> Task item
All of the entries below are to be copied word for word.

> Material provided
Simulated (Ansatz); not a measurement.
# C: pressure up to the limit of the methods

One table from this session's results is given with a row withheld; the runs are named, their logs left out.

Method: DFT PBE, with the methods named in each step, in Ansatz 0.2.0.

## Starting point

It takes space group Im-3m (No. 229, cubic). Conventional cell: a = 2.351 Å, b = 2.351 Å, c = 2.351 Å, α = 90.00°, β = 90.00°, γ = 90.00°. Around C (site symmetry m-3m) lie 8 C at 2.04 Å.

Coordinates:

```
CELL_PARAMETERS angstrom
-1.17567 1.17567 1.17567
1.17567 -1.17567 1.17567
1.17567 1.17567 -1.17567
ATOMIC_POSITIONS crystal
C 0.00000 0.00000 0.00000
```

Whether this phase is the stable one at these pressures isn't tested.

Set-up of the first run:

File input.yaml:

> Answer area
Simulated (Ansatz); not a measurement.
# C: pressure up to the limit of the methods

One table from this session's results is given with a row withheld; the runs are named, their logs left out.

Method: DFT PBE, with the methods named in each step, in Ansatz 0.2.0.

## Starting point

It takes space group Im-3m (No. 229, cubic). Conventional cell: a = 2.351 Å, b = 2.351 Å, c = 2.351 Å, α = 90.00°, β = 90.00°, γ = 90.00°. Around C (site symmetry m-3m) lie 8 C at 2.04 Å.

Coordinates:

```
CELL_PARAMETERS angstrom
-1.17567 1.17567 1.17567
1.17567 -1.17567 1.17567
1.17567 1.17567 -1.17567
ATOMIC_POSITIONS crystal
C 0.00000 0.00000 0.00000
```

Whether this phase is the stable one at these pressures isn't tested.

Set-up of the first run:

File input.yaml:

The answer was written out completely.